━━ LISTED RECORDS
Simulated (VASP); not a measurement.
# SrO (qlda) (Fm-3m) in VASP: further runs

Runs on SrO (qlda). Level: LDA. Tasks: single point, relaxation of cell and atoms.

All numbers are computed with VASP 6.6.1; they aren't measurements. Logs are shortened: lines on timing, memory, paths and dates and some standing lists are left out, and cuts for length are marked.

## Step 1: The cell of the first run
━━━━

#### WORK REQUEST:
Retype the entries exactly, please. Leave no line out.

#### YOUR RESPONSE:
Simulated (VASP); not a measurement.
# SrO (qlda) (Fm-3m) in VASP: further runs

Runs on SrO (qlda). Level: LDA. Tasks: single point, relaxation of cell and atoms.

All numbers are computed with VASP 6.6.1; they aren't measurements. Logs are shortened: lines on timing, memory, paths and dates and some standing lists are left out, and cuts for length are marked.

## Step 1: The cell of the first run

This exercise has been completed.